Provided information Start Marker
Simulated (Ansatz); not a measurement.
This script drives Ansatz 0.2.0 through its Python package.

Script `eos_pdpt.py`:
Provided information End Marker

Assigned task -> The records above need to be retyped exactly.

Worked solution ->
Simulated (Ansatz); not a measurement.
This script drives Ansatz 0.2.0 through its Python package.

Script `eos_pdpt.py`:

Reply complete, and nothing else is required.